__Work request__. Take the listing that follows and copy it precisely.

__Supplied entries__.
· · ·

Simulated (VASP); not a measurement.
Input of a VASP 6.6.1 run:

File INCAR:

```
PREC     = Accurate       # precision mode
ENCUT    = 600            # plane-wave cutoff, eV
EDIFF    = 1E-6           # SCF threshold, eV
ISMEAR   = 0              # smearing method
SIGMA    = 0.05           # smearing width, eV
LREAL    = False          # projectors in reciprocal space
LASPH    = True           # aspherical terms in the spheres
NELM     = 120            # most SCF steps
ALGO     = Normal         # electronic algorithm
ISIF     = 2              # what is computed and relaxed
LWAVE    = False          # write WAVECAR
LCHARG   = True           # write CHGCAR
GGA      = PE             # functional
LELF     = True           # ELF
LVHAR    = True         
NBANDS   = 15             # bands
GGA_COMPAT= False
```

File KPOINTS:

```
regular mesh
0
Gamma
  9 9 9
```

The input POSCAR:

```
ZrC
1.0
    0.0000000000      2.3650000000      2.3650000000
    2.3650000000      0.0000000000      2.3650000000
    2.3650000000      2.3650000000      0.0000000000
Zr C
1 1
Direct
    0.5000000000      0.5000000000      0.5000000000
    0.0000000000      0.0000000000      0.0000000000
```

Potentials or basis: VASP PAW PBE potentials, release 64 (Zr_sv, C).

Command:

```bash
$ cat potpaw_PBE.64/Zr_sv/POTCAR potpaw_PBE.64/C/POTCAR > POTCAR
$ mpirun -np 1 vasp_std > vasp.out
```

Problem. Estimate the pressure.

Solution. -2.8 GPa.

· · ·

__Task answer__.
Simulated (VASP); not a measurement.
Input of a VASP 6.6.1 run:

File INCAR:

```
PREC     = Accurate       # precision mode
ENCUT    = 600            # plane-wave cutoff, eV
EDIFF    = 1E-6           # SCF threshold, eV
ISMEAR   = 0              # smearing method
SIGMA    = 0.05           # smearing width, eV
LREAL    = False          # projectors in reciprocal space
LASPH    = True           # aspherical terms in the spheres
NELM     = 120            # most SCF steps
ALGO     = Normal         # electronic algorithm
ISIF     = 2              # what is computed and relaxed
LWAVE    = False          # write WAVECAR
LCHARG   = True           # write CHGCAR
GGA      = PE             # functional
LELF     = True           # ELF
LVHAR    = True         
NBANDS   = 15             # bands
GGA_COMPAT= False
```

File KPOINTS:

```
regular mesh
0
Gamma
  9 9 9
```

The input POSCAR:

```
ZrC
1.0
    0.0000000000      2.3650000000      2.3650000000
    2.3650000000      0.0000000000      2.3650000000
    2.3650000000      2.3650000000      0.0000000000
Zr C
1 1
Direct
    0.5000000000      0.5000000000      0.5000000000
    0.0000000000      0.0000000000      0.0000000000
```

Potentials or basis: VASP PAW PBE potentials, release 64 (Zr_sv, C).

Command:

```bash
$ cat potpaw_PBE.64/Zr_sv/POTCAR potpaw_PBE.64/C/POTCAR > POTCAR
$ mpirun -np 1 vasp_std > vasp.out
```

Problem. Estimate the pressure.

Solution. -2.8 GPa.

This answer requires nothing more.